◆ Requirement ◆
Give back all of the data exactly as written.

------ Dataset
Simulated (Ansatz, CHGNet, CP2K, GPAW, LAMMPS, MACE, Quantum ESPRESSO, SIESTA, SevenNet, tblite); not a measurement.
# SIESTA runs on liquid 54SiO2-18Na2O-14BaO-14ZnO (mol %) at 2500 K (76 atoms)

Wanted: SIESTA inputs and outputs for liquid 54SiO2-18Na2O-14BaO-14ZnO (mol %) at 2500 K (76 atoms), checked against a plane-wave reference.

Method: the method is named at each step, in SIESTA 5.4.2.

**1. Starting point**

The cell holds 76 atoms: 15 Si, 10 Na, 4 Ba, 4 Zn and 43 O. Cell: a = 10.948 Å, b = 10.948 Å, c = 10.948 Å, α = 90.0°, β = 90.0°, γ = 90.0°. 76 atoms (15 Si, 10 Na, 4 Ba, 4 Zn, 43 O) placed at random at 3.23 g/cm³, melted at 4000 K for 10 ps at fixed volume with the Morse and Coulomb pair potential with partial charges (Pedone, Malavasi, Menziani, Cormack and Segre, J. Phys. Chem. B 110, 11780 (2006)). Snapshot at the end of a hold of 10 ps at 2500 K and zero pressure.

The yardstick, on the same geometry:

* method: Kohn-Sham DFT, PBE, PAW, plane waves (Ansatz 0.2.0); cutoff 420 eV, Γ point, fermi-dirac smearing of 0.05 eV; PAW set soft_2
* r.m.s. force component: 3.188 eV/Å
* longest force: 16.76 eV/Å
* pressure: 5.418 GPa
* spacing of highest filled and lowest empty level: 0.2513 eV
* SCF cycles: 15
------------

◆ Task output ◆
Simulated (Ansatz, CHGNet, CP2K, GPAW, LAMMPS, MACE, Quantum ESPRESSO, SIESTA, SevenNet, tblite); not a measurement.
# SIESTA runs on liquid 54SiO2-18Na2O-14BaO-14ZnO (mol %) at 2500 K (76 atoms)

Wanted: SIESTA inputs and outputs for liquid 54SiO2-18Na2O-14BaO-14ZnO (mol %) at 2500 K (76 atoms), checked against a plane-wave reference.

Method: the method is named at each step, in SIESTA 5.4.2.

**1. Starting point**

The cell holds 76 atoms: 15 Si, 10 Na, 4 Ba, 4 Zn and 43 O. Cell: a = 10.948 Å, b = 10.948 Å, c = 10.948 Å, α = 90.0°, β = 90.0°, γ = 90.0°. 76 atoms (15 Si, 10 Na, 4 Ba, 4 Zn, 43 O) placed at random at 3.23 g/cm³, melted at 4000 K for 10 ps at fixed volume with the Morse and Coulomb pair potential with partial charges (Pedone, Malavasi, Menziani, Cormack and Segre, J. Phys. Chem. B 110, 11780 (2006)). Snapshot at the end of a hold of 10 ps at 2500 K and zero pressure.

The yardstick, on the same geometry:

* method: Kohn-Sham DFT, PBE, PAW, plane waves (Ansatz 0.2.0); cutoff 420 eV, Γ point, fermi-dirac smearing of 0.05 eV; PAW set soft_2
* r.m.s. force component: 3.188 eV/Å
* longest force: 16.76 eV/Å
* pressure: 5.418 GPa
* spacing of highest filled and lowest empty level: 0.2513 eV
* SCF cycles: 15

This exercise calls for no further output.